━━━━━ Given information
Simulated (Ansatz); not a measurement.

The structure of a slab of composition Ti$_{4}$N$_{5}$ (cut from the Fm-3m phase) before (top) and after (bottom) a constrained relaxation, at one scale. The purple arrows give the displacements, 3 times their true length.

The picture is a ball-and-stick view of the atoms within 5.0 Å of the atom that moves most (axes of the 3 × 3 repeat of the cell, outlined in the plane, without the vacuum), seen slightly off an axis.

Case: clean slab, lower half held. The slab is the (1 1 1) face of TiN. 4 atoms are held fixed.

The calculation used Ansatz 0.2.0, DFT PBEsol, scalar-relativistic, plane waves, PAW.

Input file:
━━━━━━━━━━

## Action item
Where the listing above has a line with "The structure of", start there, and output every line exactly through the line with "The picture is", which is also included.

## Exercise output
The structure of a slab of composition Ti$_{4}$N$_{5}$ (cut from the Fm-3m phase) before (top) and after (bottom) a constrained relaxation, at one scale. The purple arrows give the displacements, 3 times their true length.

The picture is a ball-and-stick view of the atoms within 5.0 Å of the atom that moves most (axes of the 3 × 3 repeat of the cell, outlined in the plane, without the vacuum), seen slightly off an axis.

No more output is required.